■ Work instruction
Every line from the beginning of the data through the line containing "Wanted: enthalpy of" should be reproduced exactly, and no further lines should be output.

■ ■ ■ ■ ■
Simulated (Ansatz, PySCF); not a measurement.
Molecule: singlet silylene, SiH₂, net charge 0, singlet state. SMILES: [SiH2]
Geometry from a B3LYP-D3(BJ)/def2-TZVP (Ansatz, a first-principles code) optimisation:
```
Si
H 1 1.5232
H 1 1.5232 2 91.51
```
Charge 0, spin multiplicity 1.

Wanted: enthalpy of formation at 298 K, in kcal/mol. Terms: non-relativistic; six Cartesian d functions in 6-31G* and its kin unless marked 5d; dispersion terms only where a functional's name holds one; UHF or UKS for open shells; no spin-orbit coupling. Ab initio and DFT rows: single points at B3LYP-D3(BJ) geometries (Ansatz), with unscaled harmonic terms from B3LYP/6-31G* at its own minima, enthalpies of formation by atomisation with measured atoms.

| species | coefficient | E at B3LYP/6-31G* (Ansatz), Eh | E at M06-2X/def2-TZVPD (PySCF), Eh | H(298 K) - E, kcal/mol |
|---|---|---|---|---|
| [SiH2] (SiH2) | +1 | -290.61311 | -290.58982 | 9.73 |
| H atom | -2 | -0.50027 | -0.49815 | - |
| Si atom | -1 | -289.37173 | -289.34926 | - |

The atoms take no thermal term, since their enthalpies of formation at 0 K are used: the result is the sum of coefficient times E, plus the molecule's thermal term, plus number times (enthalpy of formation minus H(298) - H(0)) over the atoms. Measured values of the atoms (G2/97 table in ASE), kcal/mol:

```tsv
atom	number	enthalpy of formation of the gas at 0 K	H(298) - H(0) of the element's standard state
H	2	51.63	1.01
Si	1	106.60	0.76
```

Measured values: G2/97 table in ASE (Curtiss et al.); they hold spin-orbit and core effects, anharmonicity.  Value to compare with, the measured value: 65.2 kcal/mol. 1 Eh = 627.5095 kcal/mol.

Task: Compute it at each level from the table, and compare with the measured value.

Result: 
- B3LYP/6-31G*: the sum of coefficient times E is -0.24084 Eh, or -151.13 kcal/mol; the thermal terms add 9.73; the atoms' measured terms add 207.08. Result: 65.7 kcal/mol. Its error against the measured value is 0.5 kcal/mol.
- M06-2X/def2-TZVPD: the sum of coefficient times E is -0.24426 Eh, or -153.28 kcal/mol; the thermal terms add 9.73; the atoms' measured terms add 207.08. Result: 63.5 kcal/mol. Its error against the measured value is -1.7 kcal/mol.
■ ■ ■ ■ ■

■ Your solution
Simulated (Ansatz, PySCF); not a measurement.
Molecule: singlet silylene, SiH₂, net charge 0, singlet state. SMILES: [SiH2]
Geometry from a B3LYP-D3(BJ)/def2-TZVP (Ansatz, a first-principles code) optimisation:
```
Si
H 1 1.5232
H 1 1.5232 2 91.51
```
Charge 0, spin multiplicity 1.

Wanted: enthalpy of formation at 298 K, in kcal/mol. Terms: non-relativistic; six Cartesian d functions in 6-31G* and its kin unless marked 5d; dispersion terms only where a functional's name holds one; UHF or UKS for open shells; no spin-orbit coupling. Ab initio and DFT rows: single points at B3LYP-D3(BJ) geometries (Ansatz), with unscaled harmonic terms from B3LYP/6-31G* at its own minima, enthalpies of formation by atomisation with measured atoms.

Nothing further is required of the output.